------------------------
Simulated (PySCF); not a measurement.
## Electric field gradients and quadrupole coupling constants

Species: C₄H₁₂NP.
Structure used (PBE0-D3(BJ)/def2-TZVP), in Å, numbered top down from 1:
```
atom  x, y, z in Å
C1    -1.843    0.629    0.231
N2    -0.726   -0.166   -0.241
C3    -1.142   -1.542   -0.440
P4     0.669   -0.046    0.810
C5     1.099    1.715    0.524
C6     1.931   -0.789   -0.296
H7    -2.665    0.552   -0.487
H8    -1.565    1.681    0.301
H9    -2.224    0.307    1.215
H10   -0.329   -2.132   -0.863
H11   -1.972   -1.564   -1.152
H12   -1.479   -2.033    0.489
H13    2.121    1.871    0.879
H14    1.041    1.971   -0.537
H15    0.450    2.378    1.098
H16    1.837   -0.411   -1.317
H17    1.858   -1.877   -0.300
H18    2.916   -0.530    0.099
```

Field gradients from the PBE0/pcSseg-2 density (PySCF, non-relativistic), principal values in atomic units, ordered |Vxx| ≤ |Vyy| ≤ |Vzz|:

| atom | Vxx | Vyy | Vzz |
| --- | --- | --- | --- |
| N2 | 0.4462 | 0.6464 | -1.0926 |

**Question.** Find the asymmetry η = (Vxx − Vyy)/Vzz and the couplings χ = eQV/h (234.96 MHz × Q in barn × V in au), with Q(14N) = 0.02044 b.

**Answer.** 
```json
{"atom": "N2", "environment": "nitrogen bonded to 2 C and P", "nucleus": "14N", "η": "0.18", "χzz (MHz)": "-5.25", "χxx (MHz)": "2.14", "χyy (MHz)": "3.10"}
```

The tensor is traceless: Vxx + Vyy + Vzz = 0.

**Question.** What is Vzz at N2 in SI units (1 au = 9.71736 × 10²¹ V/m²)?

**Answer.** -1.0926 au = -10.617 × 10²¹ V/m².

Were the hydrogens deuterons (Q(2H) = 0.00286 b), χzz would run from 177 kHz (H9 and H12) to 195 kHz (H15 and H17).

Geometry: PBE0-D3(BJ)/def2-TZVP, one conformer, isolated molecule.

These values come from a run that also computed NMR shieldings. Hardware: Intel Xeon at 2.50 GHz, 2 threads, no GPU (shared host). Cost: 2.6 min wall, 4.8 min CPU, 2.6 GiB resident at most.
------------------------

ACTION ITEM: Please restate the records word for word. Go from the first line to the line with "Geometry: PBE0-D3(BJ)/def2-TZVP, one" and include both.

TASK RESPONSE:
Simulated (PySCF); not a measurement.
## Electric field gradients and quadrupole coupling constants

Species: C₄H₁₂NP.
Structure used (PBE0-D3(BJ)/def2-TZVP), in Å, numbered top down from 1:
```
atom  x, y, z in Å
C1    -1.843    0.629    0.231
N2    -0.726   -0.166   -0.241
C3    -1.142   -1.542   -0.440
P4     0.669   -0.046    0.810
C5     1.099    1.715    0.524
C6     1.931   -0.789   -0.296
H7    -2.665    0.552   -0.487
H8    -1.565    1.681    0.301
H9    -2.224    0.307    1.215
H10   -0.329   -2.132   -0.863
H11   -1.972   -1.564   -1.152
H12   -1.479   -2.033    0.489
H13    2.121    1.871    0.879
H14    1.041    1.971   -0.537
H15    0.450    2.378    1.098
H16    1.837   -0.411   -1.317
H17    1.858   -1.877   -0.300
H18    2.916   -0.530    0.099
```

Field gradients from the PBE0/pcSseg-2 density (PySCF, non-relativistic), principal values in atomic units, ordered |Vxx| ≤ |Vyy| ≤ |Vzz|:

| atom | Vxx | Vyy | Vzz |
| --- | --- | --- | --- |
| N2 | 0.4462 | 0.6464 | -1.0926 |

**Question.** Find the asymmetry η = (Vxx − Vyy)/Vzz and the couplings χ = eQV/h (234.96 MHz × Q in barn × V in au), with Q(14N) = 0.02044 b.

**Answer.** 
```json
{"atom": "N2", "environment": "nitrogen bonded to 2 C and P", "nucleus": "14N", "η": "0.18", "χzz (MHz)": "-5.25", "χxx (MHz)": "2.14", "χyy (MHz)": "3.10"}
```

The tensor is traceless: Vxx + Vyy + Vzz = 0.

**Question.** What is Vzz at N2 in SI units (1 au = 9.71736 × 10²¹ V/m²)?

**Answer.** -1.0926 au = -10.617 × 10²¹ V/m².

Were the hydrogens deuterons (Q(2H) = 0.00286 b), χzz would run from 177 kHz (H9 and H12) to 195 kHz (H15 and H17).

Geometry: PBE0-D3(BJ)/def2-TZVP, one conformer, isolated molecule.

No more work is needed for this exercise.